Given records:
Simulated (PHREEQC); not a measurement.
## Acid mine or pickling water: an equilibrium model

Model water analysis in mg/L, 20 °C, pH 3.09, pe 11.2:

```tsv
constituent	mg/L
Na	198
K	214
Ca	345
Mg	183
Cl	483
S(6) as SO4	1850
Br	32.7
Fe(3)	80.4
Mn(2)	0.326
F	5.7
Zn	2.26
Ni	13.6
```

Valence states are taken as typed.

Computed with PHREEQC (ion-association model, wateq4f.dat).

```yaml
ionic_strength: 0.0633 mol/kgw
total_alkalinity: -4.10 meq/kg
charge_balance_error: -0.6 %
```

Work instruction:
Copy out only the lines above from the one with "## Acid mine" to the one with "Valence states are taken as typed.", inclusive, exactly as they stand.

Task solution:
## Acid mine or pickling water: an equilibrium model

Model water analysis in mg/L, 20 °C, pH 3.09, pe 11.2:

```tsv
constituent	mg/L
Na	198
K	214
Ca	345
Mg	183
Cl	483
S(6) as SO4	1850
Br	32.7
Fe(3)	80.4
Mn(2)	0.326
F	5.7
Zn	2.26
Ni	13.6
```

Valence states are taken as typed.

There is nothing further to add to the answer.